#####

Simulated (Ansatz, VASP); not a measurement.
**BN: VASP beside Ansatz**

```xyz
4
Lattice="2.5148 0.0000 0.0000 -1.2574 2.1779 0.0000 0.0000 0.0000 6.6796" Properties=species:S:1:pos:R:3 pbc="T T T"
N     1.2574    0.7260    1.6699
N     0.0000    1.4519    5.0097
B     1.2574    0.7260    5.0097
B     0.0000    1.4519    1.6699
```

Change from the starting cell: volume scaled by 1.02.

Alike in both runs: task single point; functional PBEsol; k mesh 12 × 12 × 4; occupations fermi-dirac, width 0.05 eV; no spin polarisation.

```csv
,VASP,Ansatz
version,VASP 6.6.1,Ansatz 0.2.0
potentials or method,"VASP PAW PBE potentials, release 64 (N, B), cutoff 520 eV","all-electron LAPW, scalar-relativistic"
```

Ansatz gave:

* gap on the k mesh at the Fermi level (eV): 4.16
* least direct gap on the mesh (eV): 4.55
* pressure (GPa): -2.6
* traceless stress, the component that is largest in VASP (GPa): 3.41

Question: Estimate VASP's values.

#####

Restate the material above word for word, leaving nothing out.

Task output
Simulated (Ansatz, VASP); not a measurement.
**BN: VASP beside Ansatz**

```xyz
4
Lattice="2.5148 0.0000 0.0000 -1.2574 2.1779 0.0000 0.0000 0.0000 6.6796" Properties=species:S:1:pos:R:3 pbc="T T T"
N     1.2574    0.7260    1.6699
N     0.0000    1.4519    5.0097
B     1.2574    0.7260    5.0097
B     0.0000    1.4519    1.6699
```

Change from the starting cell: volume scaled by 1.02.

Alike in both runs: task single point; functional PBEsol; k mesh 12 × 12 × 4; occupations fermi-dirac, width 0.05 eV; no spin polarisation.

```csv
,VASP,Ansatz
version,VASP 6.6.1,Ansatz 0.2.0
potentials or method,"VASP PAW PBE potentials, release 64 (N, B), cutoff 520 eV","all-electron LAPW, scalar-relativistic"
```

Ansatz gave:

* gap on the k mesh at the Fermi level (eV): 4.16
* least direct gap on the mesh (eV): 4.55
* pressure (GPa): -2.6
* traceless stress, the component that is largest in VASP (GPa): 3.41

Question: Estimate VASP's values.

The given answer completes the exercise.